**MATERIAL PROVIDED**
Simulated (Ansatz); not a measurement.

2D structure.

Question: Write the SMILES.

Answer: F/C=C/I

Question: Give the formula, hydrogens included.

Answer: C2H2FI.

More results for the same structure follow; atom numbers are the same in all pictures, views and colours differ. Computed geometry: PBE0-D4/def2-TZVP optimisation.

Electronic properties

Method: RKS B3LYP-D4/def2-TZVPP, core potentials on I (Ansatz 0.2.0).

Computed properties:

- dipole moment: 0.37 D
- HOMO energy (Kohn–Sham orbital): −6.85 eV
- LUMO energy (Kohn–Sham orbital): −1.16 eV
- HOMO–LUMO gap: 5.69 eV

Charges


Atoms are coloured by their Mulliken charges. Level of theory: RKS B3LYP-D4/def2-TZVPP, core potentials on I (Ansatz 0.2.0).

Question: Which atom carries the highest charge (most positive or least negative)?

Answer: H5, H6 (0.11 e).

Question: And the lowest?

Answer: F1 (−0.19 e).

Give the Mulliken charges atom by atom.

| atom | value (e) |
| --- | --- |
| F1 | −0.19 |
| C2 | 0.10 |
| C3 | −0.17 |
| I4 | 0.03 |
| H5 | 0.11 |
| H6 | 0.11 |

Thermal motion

**REQUIREMENT**
The full set of entries must be transcribed exactly.

**RESPONSE BOX**
Simulated (Ansatz); not a measurement.

2D structure.

Question: Write the SMILES.

Answer: F/C=C/I

Question: Give the formula, hydrogens included.

Answer: C2H2FI.

More results for the same structure follow; atom numbers are the same in all pictures, views and colours differ. Computed geometry: PBE0-D4/def2-TZVP optimisation.

Electronic properties

Method: RKS B3LYP-D4/def2-TZVPP, core potentials on I (Ansatz 0.2.0).

Computed properties:

- dipole moment: 0.37 D
- HOMO energy (Kohn–Sham orbital): −6.85 eV
- LUMO energy (Kohn–Sham orbital): −1.16 eV
- HOMO–LUMO gap: 5.69 eV

Charges


Atoms are coloured by their Mulliken charges. Level of theory: RKS B3LYP-D4/def2-TZVPP, core potentials on I (Ansatz 0.2.0).

Question: Which atom carries the highest charge (most positive or least negative)?

Answer: H5, H6 (0.11 e).

Question: And the lowest?

Answer: F1 (−0.19 e).

Give the Mulliken charges atom by atom.

| atom | value (e) |
| --- | --- |
| F1 | −0.19 |
| C2 | 0.10 |
| C3 | −0.17 |
| I4 | 0.03 |
| H5 | 0.11 |
| H6 | 0.11 |

Thermal motion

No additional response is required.